--- START ---

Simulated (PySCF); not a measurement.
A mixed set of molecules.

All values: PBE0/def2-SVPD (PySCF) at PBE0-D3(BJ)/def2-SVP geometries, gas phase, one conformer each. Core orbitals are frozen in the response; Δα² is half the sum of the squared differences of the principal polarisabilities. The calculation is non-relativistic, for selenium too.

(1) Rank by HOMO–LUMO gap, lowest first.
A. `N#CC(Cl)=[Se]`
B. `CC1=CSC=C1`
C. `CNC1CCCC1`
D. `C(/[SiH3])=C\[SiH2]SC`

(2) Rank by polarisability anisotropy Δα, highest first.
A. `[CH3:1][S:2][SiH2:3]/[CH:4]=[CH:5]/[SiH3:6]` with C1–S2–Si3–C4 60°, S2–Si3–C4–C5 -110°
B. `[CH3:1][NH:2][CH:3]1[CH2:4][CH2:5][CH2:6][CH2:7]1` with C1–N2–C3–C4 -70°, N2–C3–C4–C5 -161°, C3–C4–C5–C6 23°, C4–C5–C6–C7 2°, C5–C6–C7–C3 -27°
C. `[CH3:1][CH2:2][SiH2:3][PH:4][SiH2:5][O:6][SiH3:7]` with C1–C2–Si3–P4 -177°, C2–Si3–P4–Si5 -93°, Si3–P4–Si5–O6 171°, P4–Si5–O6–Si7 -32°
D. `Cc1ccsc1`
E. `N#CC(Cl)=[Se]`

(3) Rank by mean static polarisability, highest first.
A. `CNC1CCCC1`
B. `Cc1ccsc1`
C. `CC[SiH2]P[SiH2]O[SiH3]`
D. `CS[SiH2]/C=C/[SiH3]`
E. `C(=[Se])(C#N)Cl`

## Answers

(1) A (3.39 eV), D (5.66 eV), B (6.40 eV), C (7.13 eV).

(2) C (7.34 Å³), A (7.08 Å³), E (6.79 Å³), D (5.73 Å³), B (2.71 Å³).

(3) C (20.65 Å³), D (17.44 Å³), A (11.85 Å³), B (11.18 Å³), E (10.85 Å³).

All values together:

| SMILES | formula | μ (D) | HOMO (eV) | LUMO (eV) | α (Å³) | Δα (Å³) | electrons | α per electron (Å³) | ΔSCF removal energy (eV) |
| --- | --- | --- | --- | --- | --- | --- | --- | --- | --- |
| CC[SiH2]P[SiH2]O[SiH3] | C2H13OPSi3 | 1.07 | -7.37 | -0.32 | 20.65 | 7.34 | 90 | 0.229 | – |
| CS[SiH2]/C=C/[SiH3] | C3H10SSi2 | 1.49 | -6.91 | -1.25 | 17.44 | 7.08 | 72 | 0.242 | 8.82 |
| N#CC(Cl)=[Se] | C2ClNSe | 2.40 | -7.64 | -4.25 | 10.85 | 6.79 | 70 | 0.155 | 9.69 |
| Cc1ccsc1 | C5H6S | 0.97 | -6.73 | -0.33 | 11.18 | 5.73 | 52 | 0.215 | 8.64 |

--- END ---

# Action item:
Your answer should be exactly the lines of the data above, from the first through the line containing "60°, S2–Si3–C4–C5 -110°".

# Expected answer:
Simulated (PySCF); not a measurement.
A mixed set of molecules.

All values: PBE0/def2-SVPD (PySCF) at PBE0-D3(BJ)/def2-SVP geometries, gas phase, one conformer each. Core orbitals are frozen in the response; Δα² is half the sum of the squared differences of the principal polarisabilities. The calculation is non-relativistic, for selenium too.

(1) Rank by HOMO–LUMO gap, lowest first.
A. `N#CC(Cl)=[Se]`
B. `CC1=CSC=C1`
C. `CNC1CCCC1`
D. `C(/[SiH3])=C\[SiH2]SC`

(2) Rank by polarisability anisotropy Δα, highest first.
A. `[CH3:1][S:2][SiH2:3]/[CH:4]=[CH:5]/[SiH3:6]` with C1–S2–Si3–C4 60°, S2–Si3–C4–C5 -110°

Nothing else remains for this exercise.